Data section.
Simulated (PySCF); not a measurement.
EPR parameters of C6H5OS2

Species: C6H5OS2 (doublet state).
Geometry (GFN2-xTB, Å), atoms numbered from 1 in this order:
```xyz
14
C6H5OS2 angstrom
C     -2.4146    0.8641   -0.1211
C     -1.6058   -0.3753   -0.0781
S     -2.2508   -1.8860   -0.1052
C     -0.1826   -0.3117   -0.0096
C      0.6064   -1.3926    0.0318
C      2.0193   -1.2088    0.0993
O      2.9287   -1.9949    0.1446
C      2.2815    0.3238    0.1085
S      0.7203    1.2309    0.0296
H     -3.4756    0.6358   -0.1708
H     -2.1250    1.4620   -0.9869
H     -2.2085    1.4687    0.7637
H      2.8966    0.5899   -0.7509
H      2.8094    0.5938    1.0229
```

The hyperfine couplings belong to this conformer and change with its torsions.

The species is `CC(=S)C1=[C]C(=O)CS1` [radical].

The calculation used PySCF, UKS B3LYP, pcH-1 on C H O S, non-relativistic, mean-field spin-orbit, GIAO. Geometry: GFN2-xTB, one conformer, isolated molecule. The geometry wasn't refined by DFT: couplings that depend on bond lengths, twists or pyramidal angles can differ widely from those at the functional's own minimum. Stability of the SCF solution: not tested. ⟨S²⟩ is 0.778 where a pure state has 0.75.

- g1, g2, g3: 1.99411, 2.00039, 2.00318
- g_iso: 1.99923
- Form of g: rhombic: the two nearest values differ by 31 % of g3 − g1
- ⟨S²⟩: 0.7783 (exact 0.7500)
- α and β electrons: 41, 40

Work order. In the entries above, please find the line with "The hyperfine couplings" and the line with "- g1, g2, g3: 1.99411, 2.00039, 2.00318", then write out exactly those two lines and every line between them, and nothing more.

Response.
The hyperfine couplings belong to this conformer and change with its torsions.

The species is `CC(=S)C1=[C]C(=O)CS1` [radical].

The calculation used PySCF, UKS B3LYP, pcH-1 on C H O S, non-relativistic, mean-field spin-orbit, GIAO. Geometry: GFN2-xTB, one conformer, isolated molecule. The geometry wasn't refined by DFT: couplings that depend on bond lengths, twists or pyramidal angles can differ widely from those at the functional's own minimum. Stability of the SCF solution: not tested. ⟨S²⟩ is 0.778 where a pure state has 0.75.

- g1, g2, g3: 1.99411, 2.00039, 2.00318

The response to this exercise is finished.